**WORK ITEM:** All lines up to and including the one that contains "Charge 0, spin multiplicity 1." are to be transcribed exactly, starting from the first line of the records.

**RECORD EXCERPTS:**
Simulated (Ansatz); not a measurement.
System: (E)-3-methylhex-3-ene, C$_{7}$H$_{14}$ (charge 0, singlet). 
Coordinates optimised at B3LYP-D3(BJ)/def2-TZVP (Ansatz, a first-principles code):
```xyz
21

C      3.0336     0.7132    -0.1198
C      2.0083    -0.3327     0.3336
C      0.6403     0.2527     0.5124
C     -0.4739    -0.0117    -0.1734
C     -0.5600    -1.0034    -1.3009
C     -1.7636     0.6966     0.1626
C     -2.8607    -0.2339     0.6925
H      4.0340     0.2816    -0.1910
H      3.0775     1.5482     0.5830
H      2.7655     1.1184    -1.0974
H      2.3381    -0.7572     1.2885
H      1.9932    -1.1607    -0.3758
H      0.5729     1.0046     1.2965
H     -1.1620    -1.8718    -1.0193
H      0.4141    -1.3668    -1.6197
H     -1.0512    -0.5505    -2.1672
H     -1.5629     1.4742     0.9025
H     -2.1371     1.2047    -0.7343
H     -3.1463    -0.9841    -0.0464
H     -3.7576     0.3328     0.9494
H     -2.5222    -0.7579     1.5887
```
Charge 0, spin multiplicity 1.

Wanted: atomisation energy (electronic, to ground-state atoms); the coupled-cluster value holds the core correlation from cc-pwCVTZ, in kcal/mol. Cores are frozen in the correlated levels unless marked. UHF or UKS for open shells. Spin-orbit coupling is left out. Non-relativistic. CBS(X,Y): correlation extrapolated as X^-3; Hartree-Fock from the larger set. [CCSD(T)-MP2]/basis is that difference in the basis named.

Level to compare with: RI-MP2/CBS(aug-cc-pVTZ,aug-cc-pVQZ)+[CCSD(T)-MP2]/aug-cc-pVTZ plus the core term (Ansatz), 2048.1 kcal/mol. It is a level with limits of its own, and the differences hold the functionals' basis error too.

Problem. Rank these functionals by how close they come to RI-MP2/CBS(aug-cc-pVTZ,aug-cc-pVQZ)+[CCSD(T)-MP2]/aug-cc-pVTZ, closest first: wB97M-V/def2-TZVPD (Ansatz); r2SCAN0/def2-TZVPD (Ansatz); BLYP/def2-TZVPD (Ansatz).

**EXERCISE RESULT:**
Simulated (Ansatz); not a measurement.
System: (E)-3-methylhex-3-ene, C$_{7}$H$_{14}$ (charge 0, singlet). 
Coordinates optimised at B3LYP-D3(BJ)/def2-TZVP (Ansatz, a first-principles code):
```xyz
21

C      3.0336     0.7132    -0.1198
C      2.0083    -0.3327     0.3336
C      0.6403     0.2527     0.5124
C     -0.4739    -0.0117    -0.1734
C     -0.5600    -1.0034    -1.3009
C     -1.7636     0.6966     0.1626
C     -2.8607    -0.2339     0.6925
H      4.0340     0.2816    -0.1910
H      3.0775     1.5482     0.5830
H      2.7655     1.1184    -1.0974
H      2.3381    -0.7572     1.2885
H      1.9932    -1.1607    -0.3758
H      0.5729     1.0046     1.2965
H     -1.1620    -1.8718    -1.0193
H      0.4141    -1.3668    -1.6197
H     -1.0512    -0.5505    -2.1672
H     -1.5629     1.4742     0.9025
H     -2.1371     1.2047    -0.7343
H     -3.1463    -0.9841    -0.0464
H     -3.7576     0.3328     0.9494
H     -2.5222    -0.7579     1.5887
```
Charge 0, spin multiplicity 1.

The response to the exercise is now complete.